- [RECORD EXCERPTS]
----------

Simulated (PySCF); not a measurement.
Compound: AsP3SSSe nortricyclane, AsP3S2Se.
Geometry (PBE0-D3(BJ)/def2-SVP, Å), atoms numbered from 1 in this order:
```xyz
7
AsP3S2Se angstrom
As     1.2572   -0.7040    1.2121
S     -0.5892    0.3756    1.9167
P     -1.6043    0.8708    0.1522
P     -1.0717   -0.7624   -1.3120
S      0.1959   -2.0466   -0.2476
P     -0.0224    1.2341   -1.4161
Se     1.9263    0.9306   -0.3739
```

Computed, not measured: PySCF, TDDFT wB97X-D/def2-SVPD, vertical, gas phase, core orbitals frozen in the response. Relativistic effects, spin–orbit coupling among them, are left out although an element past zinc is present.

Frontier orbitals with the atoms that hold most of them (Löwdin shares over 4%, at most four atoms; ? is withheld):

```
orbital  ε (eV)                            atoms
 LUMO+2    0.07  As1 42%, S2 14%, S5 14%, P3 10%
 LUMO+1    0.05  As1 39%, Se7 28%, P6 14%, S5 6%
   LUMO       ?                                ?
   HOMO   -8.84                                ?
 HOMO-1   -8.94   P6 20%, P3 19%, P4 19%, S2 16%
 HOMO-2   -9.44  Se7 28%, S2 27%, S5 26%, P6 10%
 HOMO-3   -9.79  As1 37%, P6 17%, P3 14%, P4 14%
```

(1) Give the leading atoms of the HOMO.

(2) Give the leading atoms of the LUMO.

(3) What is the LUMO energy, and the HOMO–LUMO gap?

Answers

----------

- [WORK INSTRUCTION] Above are the records; reproduce all of them exactly.

- [ANSWER SPACE]
Simulated (PySCF); not a measurement.
Compound: AsP3SSSe nortricyclane, AsP3S2Se.
Geometry (PBE0-D3(BJ)/def2-SVP, Å), atoms numbered from 1 in this order:
```xyz
7
AsP3S2Se angstrom
As     1.2572   -0.7040    1.2121
S     -0.5892    0.3756    1.9167
P     -1.6043    0.8708    0.1522
P     -1.0717   -0.7624   -1.3120
S      0.1959   -2.0466   -0.2476
P     -0.0224    1.2341   -1.4161
Se     1.9263    0.9306   -0.3739
```

Computed, not measured: PySCF, TDDFT wB97X-D/def2-SVPD, vertical, gas phase, core orbitals frozen in the response. Relativistic effects, spin–orbit coupling among them, are left out although an element past zinc is present.

Frontier orbitals with the atoms that hold most of them (Löwdin shares over 4%, at most four atoms; ? is withheld):

```
orbital  ε (eV)                            atoms
 LUMO+2    0.07  As1 42%, S2 14%, S5 14%, P3 10%
 LUMO+1    0.05  As1 39%, Se7 28%, P6 14%, S5 6%
   LUMO       ?                                ?
   HOMO   -8.84                                ?
 HOMO-1   -8.94   P6 20%, P3 19%, P4 19%, S2 16%
 HOMO-2   -9.44  Se7 28%, S2 27%, S5 26%, P6 10%
 HOMO-3   -9.79  As1 37%, P6 17%, P3 14%, P4 14%
```

(1) Give the leading atoms of the HOMO.

(2) Give the leading atoms of the LUMO.

(3) What is the LUMO energy, and the HOMO–LUMO gap?

Answers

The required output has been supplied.